* _Work task_: Once you find the line containing "122 further runs" in the data below, copy it and each following line exactly, up to and including the line containing "CH7NOSi: 11 atoms, total", and nothing else.

* _Data section_:
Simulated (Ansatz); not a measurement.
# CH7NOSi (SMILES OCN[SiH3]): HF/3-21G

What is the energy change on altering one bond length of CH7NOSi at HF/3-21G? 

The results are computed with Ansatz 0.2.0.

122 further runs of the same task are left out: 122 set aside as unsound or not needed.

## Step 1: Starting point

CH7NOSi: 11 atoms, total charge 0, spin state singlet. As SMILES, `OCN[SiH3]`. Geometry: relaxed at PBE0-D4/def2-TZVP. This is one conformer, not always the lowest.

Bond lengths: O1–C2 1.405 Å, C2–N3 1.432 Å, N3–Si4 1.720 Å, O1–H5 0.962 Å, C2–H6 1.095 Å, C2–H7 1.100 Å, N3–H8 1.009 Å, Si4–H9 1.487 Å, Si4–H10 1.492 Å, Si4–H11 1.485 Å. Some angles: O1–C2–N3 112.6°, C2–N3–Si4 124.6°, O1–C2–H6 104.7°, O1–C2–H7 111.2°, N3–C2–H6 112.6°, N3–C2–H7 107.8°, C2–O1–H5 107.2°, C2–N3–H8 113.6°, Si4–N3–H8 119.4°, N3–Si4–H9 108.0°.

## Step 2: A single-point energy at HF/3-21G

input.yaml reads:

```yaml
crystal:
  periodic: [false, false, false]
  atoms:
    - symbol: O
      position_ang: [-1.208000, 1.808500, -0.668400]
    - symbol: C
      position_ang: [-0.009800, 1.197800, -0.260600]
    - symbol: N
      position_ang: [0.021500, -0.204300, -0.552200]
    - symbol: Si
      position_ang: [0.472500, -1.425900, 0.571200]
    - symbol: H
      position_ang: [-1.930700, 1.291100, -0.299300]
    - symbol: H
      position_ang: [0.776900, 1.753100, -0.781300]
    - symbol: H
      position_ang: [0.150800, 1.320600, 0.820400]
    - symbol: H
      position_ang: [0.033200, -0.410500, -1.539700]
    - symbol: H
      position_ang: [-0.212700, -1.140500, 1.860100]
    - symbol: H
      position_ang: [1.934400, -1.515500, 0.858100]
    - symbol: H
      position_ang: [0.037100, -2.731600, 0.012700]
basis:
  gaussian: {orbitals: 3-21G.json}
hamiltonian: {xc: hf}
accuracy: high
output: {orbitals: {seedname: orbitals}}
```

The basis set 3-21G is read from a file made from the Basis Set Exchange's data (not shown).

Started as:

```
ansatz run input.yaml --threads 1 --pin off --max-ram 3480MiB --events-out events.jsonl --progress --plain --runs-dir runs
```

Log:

* _Answer box_:
122 further runs of the same task are left out: 122 set aside as unsound or not needed.

## Step 1: Starting point

CH7NOSi: 11 atoms, total charge 0, spin state singlet. As SMILES, `OCN[SiH3]`. Geometry: relaxed at PBE0-D4/def2-TZVP. This is one conformer, not always the lowest.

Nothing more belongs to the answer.